Word for word, repeat all of the entries.

● **EXCERPTED RECORDS**
*** Block opens ***
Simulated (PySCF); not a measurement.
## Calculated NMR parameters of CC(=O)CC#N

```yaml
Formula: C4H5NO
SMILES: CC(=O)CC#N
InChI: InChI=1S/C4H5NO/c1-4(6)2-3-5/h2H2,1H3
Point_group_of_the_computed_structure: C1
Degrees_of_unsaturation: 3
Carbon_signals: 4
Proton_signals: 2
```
*** Block closes ***

● **WRITTEN SOLUTION**
Simulated (PySCF); not a measurement.
## Calculated NMR parameters of CC(=O)CC#N

```yaml
Formula: C4H5NO
SMILES: CC(=O)CC#N
InChI: InChI=1S/C4H5NO/c1-4(6)2-3-5/h2H2,1H3
Point_group_of_the_computed_structure: C1
Degrees_of_unsaturation: 3
Carbon_signals: 4
Proton_signals: 2
```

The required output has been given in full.